================

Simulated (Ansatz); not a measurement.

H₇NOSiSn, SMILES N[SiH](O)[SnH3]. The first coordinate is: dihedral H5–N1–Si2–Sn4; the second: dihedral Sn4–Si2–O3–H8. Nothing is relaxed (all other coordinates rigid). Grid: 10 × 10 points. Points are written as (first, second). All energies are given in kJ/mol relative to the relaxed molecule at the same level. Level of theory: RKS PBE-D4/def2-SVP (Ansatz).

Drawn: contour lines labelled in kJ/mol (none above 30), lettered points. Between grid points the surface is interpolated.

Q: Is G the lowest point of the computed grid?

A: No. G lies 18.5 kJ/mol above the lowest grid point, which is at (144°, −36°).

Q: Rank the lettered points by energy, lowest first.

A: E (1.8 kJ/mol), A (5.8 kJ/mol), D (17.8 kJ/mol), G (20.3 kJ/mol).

================

**Work instruction:**
The response should hold exactly the lines starting at the line with "A: No. G lies" and ending at the line with "Q: Rank the", and no other line of the material above.

**Written answer:**
A: No. G lies 18.5 kJ/mol above the lowest grid point, which is at (144°, −36°).

Q: Rank the lettered points by energy, lowest first.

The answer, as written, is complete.